Extracted information
━━━━━━
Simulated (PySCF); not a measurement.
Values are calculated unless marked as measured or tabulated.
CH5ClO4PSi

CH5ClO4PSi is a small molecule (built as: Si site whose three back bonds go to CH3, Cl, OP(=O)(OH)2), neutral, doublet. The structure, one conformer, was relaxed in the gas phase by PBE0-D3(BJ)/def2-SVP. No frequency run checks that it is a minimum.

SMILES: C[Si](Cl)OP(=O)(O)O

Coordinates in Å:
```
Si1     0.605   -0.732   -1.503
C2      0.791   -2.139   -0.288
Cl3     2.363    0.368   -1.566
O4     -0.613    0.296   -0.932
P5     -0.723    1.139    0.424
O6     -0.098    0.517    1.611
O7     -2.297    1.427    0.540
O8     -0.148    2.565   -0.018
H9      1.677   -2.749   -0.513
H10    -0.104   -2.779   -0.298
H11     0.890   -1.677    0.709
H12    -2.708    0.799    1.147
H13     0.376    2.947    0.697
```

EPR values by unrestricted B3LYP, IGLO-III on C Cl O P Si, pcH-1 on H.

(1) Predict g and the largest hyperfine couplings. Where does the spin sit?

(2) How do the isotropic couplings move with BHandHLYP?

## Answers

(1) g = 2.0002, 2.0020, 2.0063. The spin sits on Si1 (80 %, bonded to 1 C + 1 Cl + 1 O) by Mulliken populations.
━━━━━━

Work request
Transcribe the material above in its entirety, precisely as written.

Response
Simulated (PySCF); not a measurement.
Values are calculated unless marked as measured or tabulated.
CH5ClO4PSi

CH5ClO4PSi is a small molecule (built as: Si site whose three back bonds go to CH3, Cl, OP(=O)(OH)2), neutral, doublet. The structure, one conformer, was relaxed in the gas phase by PBE0-D3(BJ)/def2-SVP. No frequency run checks that it is a minimum.

SMILES: C[Si](Cl)OP(=O)(O)O

Coordinates in Å:
```
Si1     0.605   -0.732   -1.503
C2      0.791   -2.139   -0.288
Cl3     2.363    0.368   -1.566
O4     -0.613    0.296   -0.932
P5     -0.723    1.139    0.424
O6     -0.098    0.517    1.611
O7     -2.297    1.427    0.540
O8     -0.148    2.565   -0.018
H9      1.677   -2.749   -0.513
H10    -0.104   -2.779   -0.298
H11     0.890   -1.677    0.709
H12    -2.708    0.799    1.147
H13     0.376    2.947    0.697
```

EPR values by unrestricted B3LYP, IGLO-III on C Cl O P Si, pcH-1 on H.

(1) Predict g and the largest hyperfine couplings. Where does the spin sit?

(2) How do the isotropic couplings move with BHandHLYP?

## Answers

(1) g = 2.0002, 2.0020, 2.0063. The spin sits on Si1 (80 %, bonded to 1 C + 1 Cl + 1 O) by Mulliken populations.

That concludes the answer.